Once you have located the line containing "- Potentials or" in the material below, return it exactly along with each line after it through the line containing "Problem. The run".

── Information shown ──

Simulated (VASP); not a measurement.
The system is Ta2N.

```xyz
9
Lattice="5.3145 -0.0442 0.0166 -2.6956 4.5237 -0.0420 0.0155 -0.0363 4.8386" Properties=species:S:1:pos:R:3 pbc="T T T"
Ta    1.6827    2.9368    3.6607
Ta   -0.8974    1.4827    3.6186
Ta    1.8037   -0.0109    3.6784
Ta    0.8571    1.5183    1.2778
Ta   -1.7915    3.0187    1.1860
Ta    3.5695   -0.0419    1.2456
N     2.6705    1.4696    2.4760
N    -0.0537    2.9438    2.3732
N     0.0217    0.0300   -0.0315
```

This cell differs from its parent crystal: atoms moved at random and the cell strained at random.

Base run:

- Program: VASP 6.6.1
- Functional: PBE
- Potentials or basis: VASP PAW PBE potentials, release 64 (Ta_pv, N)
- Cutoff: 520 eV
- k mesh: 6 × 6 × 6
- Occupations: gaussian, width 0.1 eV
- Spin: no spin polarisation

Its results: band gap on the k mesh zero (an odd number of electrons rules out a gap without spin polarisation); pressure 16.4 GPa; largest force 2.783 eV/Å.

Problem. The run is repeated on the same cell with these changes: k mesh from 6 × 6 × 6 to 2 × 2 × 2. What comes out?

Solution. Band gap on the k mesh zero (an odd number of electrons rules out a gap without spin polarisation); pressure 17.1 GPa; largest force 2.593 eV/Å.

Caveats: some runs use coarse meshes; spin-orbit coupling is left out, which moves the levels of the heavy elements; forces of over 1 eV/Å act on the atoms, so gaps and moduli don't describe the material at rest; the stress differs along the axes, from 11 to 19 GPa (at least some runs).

───

**Answer space:**
- Potentials or basis: VASP PAW PBE potentials, release 64 (Ta_pv, N)
- Cutoff: 520 eV
- k mesh: 6 × 6 × 6
- Occupations: gaussian, width 0.1 eV
- Spin: no spin polarisation

Its results: band gap on the k mesh zero (an odd number of electrons rules out a gap without spin polarisation); pressure 16.4 GPa; largest force 2.783 eV/Å.

Problem. The run is repeated on the same cell with these changes: k mesh from 6 × 6 × 6 to 2 × 2 × 2. What comes out?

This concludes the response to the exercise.